→ **Data listing**:
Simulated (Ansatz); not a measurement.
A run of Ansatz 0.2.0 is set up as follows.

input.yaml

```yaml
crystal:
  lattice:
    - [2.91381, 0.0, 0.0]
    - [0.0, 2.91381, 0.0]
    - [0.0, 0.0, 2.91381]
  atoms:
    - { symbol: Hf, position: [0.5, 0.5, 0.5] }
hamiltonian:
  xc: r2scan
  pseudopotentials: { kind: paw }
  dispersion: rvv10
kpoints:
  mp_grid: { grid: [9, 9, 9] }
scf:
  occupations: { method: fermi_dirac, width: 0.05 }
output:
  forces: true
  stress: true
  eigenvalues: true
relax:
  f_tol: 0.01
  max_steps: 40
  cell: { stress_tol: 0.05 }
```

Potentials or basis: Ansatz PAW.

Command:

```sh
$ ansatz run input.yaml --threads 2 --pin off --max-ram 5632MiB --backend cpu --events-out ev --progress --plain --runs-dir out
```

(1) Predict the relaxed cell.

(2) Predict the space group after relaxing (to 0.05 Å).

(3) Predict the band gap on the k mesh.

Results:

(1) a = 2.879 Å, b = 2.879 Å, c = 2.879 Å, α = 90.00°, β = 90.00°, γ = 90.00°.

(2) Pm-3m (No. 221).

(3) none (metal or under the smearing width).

→ **Requirement**: Word for word, set down the lines from the beginning of the records through the line that holds "(2) Pm-3m (No. 221).". Leave out the rest.

→ **Written reply**:
Simulated (Ansatz); not a measurement.
A run of Ansatz 0.2.0 is set up as follows.

input.yaml

```yaml
crystal:
  lattice:
    - [2.91381, 0.0, 0.0]
    - [0.0, 2.91381, 0.0]
    - [0.0, 0.0, 2.91381]
  atoms:
    - { symbol: Hf, position: [0.5, 0.5, 0.5] }
hamiltonian:
  xc: r2scan
  pseudopotentials: { kind: paw }
  dispersion: rvv10
kpoints:
  mp_grid: { grid: [9, 9, 9] }
scf:
  occupations: { method: fermi_dirac, width: 0.05 }
output:
  forces: true
  stress: true
  eigenvalues: true
relax:
  f_tol: 0.01
  max_steps: 40
  cell: { stress_tol: 0.05 }
```

Potentials or basis: Ansatz PAW.

Command:

```sh
$ ansatz run input.yaml --threads 2 --pin off --max-ram 5632MiB --backend cpu --events-out ev --progress --plain --runs-dir out
```

(1) Predict the relaxed cell.

(2) Predict the space group after relaxing (to 0.05 Å).

(3) Predict the band gap on the k mesh.

Results:

(1) a = 2.879 Å, b = 2.879 Å, c = 2.879 Å, α = 90.00°, β = 90.00°, γ = 90.00°.

(2) Pm-3m (No. 221).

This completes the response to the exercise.